Each line of the data below must be given again exactly as written.

STUDY MATERIAL »
==*==

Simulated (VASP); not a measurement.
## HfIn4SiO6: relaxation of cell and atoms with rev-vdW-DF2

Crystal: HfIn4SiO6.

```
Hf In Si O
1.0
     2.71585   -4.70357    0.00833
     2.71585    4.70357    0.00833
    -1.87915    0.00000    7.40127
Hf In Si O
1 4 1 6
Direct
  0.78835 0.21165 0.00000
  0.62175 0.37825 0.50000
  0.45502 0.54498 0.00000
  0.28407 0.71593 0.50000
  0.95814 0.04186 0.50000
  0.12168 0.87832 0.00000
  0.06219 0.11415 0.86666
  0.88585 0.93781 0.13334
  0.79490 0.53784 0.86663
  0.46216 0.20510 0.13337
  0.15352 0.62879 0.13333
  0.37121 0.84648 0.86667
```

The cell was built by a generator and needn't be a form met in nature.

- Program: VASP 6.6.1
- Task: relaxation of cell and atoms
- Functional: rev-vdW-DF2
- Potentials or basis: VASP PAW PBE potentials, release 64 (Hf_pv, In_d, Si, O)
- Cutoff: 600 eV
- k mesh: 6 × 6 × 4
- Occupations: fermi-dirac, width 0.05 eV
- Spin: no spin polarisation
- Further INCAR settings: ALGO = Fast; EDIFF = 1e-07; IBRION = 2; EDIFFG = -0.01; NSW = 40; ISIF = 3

==*==

WRITTEN RESPONSE »
Simulated (VASP); not a measurement.
## HfIn4SiO6: relaxation of cell and atoms with rev-vdW-DF2

Crystal: HfIn4SiO6.

```
Hf In Si O
1.0
     2.71585   -4.70357    0.00833
     2.71585    4.70357    0.00833
    -1.87915    0.00000    7.40127
Hf In Si O
1 4 1 6
Direct
  0.78835 0.21165 0.00000
  0.62175 0.37825 0.50000
  0.45502 0.54498 0.00000
  0.28407 0.71593 0.50000
  0.95814 0.04186 0.50000
  0.12168 0.87832 0.00000
  0.06219 0.11415 0.86666
  0.88585 0.93781 0.13334
  0.79490 0.53784 0.86663
  0.46216 0.20510 0.13337
  0.15352 0.62879 0.13333
  0.37121 0.84648 0.86667
```

The cell was built by a generator and needn't be a form met in nature.

- Program: VASP 6.6.1
- Task: relaxation of cell and atoms
- Functional: rev-vdW-DF2
- Potentials or basis: VASP PAW PBE potentials, release 64 (Hf_pv, In_d, Si, O)
- Cutoff: 600 eV
- k mesh: 6 × 6 × 4
- Occupations: fermi-dirac, width 0.05 eV
- Spin: no spin polarisation
- Further INCAR settings: ALGO = Fast; EDIFF = 1e-07; IBRION = 2; EDIFFG = -0.01; NSW = 40; ISIF = 3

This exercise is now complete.